***** Record extracts

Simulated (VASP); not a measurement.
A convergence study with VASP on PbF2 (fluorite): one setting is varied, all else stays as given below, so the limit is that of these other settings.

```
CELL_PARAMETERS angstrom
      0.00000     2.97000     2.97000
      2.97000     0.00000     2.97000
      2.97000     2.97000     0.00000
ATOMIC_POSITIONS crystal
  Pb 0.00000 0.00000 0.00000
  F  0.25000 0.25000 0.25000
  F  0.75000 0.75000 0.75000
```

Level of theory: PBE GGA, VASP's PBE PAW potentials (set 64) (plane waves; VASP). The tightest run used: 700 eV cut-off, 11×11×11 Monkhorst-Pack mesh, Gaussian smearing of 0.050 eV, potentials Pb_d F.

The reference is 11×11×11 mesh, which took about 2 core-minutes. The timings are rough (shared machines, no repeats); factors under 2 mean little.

**********

#### Work order
Return the entries above exactly as they appear.

#### Answer area
Simulated (VASP); not a measurement.
A convergence study with VASP on PbF2 (fluorite): one setting is varied, all else stays as given below, so the limit is that of these other settings.

```
CELL_PARAMETERS angstrom
      0.00000     2.97000     2.97000
      2.97000     0.00000     2.97000
      2.97000     2.97000     0.00000
ATOMIC_POSITIONS crystal
  Pb 0.00000 0.00000 0.00000
  F  0.25000 0.25000 0.25000
  F  0.75000 0.75000 0.75000
```

Level of theory: PBE GGA, VASP's PBE PAW potentials (set 64) (plane waves; VASP). The tightest run used: 700 eV cut-off, 11×11×11 Monkhorst-Pack mesh, Gaussian smearing of 0.050 eV, potentials Pb_d F.

The reference is 11×11×11 mesh, which took about 2 core-minutes. The timings are rough (shared machines, no repeats); factors under 2 mean little.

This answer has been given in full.